▶ _Material supplied_:
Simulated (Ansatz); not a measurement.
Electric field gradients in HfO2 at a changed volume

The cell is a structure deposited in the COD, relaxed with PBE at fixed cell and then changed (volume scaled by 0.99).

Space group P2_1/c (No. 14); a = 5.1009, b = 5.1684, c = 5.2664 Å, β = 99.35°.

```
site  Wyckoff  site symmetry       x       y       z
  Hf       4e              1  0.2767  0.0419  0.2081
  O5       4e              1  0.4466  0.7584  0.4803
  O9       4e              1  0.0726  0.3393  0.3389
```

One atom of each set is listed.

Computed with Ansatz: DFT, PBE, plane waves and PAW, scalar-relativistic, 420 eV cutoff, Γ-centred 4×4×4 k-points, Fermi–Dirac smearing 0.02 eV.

▶ _Activity_:
This calls for an exact transcription of every entry above.

▶ _Answer section_:
Simulated (Ansatz); not a measurement.
Electric field gradients in HfO2 at a changed volume

The cell is a structure deposited in the COD, relaxed with PBE at fixed cell and then changed (volume scaled by 0.99).

Space group P2_1/c (No. 14); a = 5.1009, b = 5.1684, c = 5.2664 Å, β = 99.35°.

```
site  Wyckoff  site symmetry       x       y       z
  Hf       4e              1  0.2767  0.0419  0.2081
  O5       4e              1  0.4466  0.7584  0.4803
  O9       4e              1  0.0726  0.3393  0.3389
```

One atom of each set is listed.

Computed with Ansatz: DFT, PBE, plane waves and PAW, scalar-relativistic, 420 eV cutoff, Γ-centred 4×4×4 k-points, Fermi–Dirac smearing 0.02 eV.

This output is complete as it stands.